[Supplied information Boundary: Start]
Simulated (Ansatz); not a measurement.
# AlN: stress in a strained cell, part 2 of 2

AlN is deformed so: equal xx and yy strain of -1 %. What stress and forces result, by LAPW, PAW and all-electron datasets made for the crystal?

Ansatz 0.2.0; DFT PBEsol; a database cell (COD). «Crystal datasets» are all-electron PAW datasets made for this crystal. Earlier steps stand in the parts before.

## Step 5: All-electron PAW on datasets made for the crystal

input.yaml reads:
[Supplied information Boundary: End]

Work task:
Would you give the material above again, complete and exact?

Answer section:
Simulated (Ansatz); not a measurement.
# AlN: stress in a strained cell, part 2 of 2

AlN is deformed so: equal xx and yy strain of -1 %. What stress and forces result, by LAPW, PAW and all-electron datasets made for the crystal?

Ansatz 0.2.0; DFT PBEsol; a database cell (COD). «Crystal datasets» are all-electron PAW datasets made for this crystal. Earlier steps stand in the parts before.

## Step 5: All-electron PAW on datasets made for the crystal

input.yaml reads:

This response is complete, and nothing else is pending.